**Brief**. Retype each entry below precisely as it reads.

**Data excerpts**.
Start of Block

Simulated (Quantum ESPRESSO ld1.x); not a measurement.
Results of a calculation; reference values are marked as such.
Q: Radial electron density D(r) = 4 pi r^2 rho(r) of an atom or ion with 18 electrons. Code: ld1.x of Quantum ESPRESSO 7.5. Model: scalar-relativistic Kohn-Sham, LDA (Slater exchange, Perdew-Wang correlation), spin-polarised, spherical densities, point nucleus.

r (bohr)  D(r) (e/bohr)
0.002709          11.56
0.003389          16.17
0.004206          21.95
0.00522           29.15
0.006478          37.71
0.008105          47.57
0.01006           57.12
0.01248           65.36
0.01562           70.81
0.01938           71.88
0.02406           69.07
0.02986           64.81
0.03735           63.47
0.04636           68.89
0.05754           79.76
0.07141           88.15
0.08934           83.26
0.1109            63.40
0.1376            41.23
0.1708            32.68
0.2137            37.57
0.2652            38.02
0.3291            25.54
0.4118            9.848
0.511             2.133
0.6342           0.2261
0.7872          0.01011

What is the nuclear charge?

End of Block

**Answer box**.
Simulated (Quantum ESPRESSO ld1.x); not a measurement.
Results of a calculation; reference values are marked as such.
Q: Radial electron density D(r) = 4 pi r^2 rho(r) of an atom or ion with 18 electrons. Code: ld1.x of Quantum ESPRESSO 7.5. Model: scalar-relativistic Kohn-Sham, LDA (Slater exchange, Perdew-Wang correlation), spin-polarised, spherical densities, point nucleus.

r (bohr)  D(r) (e/bohr)
0.002709          11.56
0.003389          16.17
0.004206          21.95
0.00522           29.15
0.006478          37.71
0.008105          47.57
0.01006           57.12
0.01248           65.36
0.01562           70.81
0.01938           71.88
0.02406           69.07
0.02986           64.81
0.03735           63.47
0.04636           68.89
0.05754           79.76
0.07141           88.15
0.08934           83.26
0.1109            63.40
0.1376            41.23
0.1708            32.68
0.2137            37.57
0.2652            38.02
0.3291            25.54
0.4118            9.848
0.511             2.133
0.6342           0.2261
0.7872          0.01011

What is the nuclear charge?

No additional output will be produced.